* [Task item] What's required is a verbatim printout of all the data.

* [Records supplied]
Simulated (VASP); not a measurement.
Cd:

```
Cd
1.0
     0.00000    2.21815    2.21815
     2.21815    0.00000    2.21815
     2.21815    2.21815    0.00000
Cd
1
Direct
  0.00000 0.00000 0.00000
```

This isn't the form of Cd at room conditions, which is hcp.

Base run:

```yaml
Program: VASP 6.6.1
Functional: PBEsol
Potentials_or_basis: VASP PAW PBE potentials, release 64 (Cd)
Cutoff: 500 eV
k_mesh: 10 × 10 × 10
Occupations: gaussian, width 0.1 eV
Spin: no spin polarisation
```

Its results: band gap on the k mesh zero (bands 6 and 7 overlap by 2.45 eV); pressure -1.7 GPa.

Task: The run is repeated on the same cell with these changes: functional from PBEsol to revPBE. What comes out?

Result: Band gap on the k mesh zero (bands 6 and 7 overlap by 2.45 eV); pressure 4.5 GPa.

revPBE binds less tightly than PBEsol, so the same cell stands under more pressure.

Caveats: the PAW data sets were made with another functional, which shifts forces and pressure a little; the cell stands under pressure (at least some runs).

* [Worked solution]
Simulated (VASP); not a measurement.
Cd:

```
Cd
1.0
     0.00000    2.21815    2.21815
     2.21815    0.00000    2.21815
     2.21815    2.21815    0.00000
Cd
1
Direct
  0.00000 0.00000 0.00000
```

This isn't the form of Cd at room conditions, which is hcp.

Base run:

```yaml
Program: VASP 6.6.1
Functional: PBEsol
Potentials_or_basis: VASP PAW PBE potentials, release 64 (Cd)
Cutoff: 500 eV
k_mesh: 10 × 10 × 10
Occupations: gaussian, width 0.1 eV
Spin: no spin polarisation
```

Its results: band gap on the k mesh zero (bands 6 and 7 overlap by 2.45 eV); pressure -1.7 GPa.

Task: The run is repeated on the same cell with these changes: functional from PBEsol to revPBE. What comes out?

Result: Band gap on the k mesh zero (bands 6 and 7 overlap by 2.45 eV); pressure 4.5 GPa.

revPBE binds less tightly than PBEsol, so the same cell stands under more pressure.

Caveats: the PAW data sets were made with another functional, which shifts forces and pressure a little; the cell stands under pressure (at least some runs).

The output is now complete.